Assigned task: Your answer should be an exact copy of the lines from the start of the entries to the line containing "SiC built on", both included.

Provided information:
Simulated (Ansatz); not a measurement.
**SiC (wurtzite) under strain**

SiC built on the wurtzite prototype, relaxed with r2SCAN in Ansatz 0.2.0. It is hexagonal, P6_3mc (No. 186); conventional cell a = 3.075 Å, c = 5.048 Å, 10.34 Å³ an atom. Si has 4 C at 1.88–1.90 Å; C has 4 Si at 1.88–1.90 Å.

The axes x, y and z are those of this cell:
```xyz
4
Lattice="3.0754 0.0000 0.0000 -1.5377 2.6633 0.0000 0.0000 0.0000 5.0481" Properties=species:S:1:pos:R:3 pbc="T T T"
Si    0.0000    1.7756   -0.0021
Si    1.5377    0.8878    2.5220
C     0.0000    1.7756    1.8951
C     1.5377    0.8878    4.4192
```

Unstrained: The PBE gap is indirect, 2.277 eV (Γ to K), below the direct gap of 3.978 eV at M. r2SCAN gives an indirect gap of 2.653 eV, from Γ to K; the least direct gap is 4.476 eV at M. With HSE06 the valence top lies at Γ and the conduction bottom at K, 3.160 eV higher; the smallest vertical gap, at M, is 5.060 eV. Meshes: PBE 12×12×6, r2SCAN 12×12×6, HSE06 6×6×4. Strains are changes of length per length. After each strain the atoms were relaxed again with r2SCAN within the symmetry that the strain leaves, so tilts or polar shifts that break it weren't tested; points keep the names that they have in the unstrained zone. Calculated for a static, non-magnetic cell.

Exercise result:
Simulated (Ansatz); not a measurement.
**SiC (wurtzite) under strain**

SiC built on the wurtzite prototype, relaxed with r2SCAN in Ansatz 0.2.0. It is hexagonal, P6_3mc (No. 186); conventional cell a = 3.075 Å, c = 5.048 Å, 10.34 Å³ an atom. Si has 4 C at 1.88–1.90 Å; C has 4 Si at 1.88–1.90 Å.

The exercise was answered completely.